• _REQUIREMENT_:
Reproduce the entries in full, with no changes.

• _GIVEN INFORMATION_:
=-=-=

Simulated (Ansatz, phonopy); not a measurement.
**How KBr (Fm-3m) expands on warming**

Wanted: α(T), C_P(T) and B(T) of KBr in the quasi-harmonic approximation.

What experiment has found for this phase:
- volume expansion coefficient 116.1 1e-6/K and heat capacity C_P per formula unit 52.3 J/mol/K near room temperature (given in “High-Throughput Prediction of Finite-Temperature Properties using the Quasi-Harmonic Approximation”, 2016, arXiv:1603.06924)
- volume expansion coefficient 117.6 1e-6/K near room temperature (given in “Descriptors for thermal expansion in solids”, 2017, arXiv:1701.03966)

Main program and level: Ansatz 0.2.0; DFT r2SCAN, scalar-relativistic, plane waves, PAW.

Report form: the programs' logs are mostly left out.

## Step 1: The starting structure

=-=-=

• _EXERCISE RESULT_:
Simulated (Ansatz, phonopy); not a measurement.
**How KBr (Fm-3m) expands on warming**

Wanted: α(T), C_P(T) and B(T) of KBr in the quasi-harmonic approximation.

What experiment has found for this phase:
- volume expansion coefficient 116.1 1e-6/K and heat capacity C_P per formula unit 52.3 J/mol/K near room temperature (given in “High-Throughput Prediction of Finite-Temperature Properties using the Quasi-Harmonic Approximation”, 2016, arXiv:1603.06924)
- volume expansion coefficient 117.6 1e-6/K near room temperature (given in “Descriptors for thermal expansion in solids”, 2017, arXiv:1701.03966)

Main program and level: Ansatz 0.2.0; DFT r2SCAN, scalar-relativistic, plane waves, PAW.

Report form: the programs' logs are mostly left out.

## Step 1: The starting structure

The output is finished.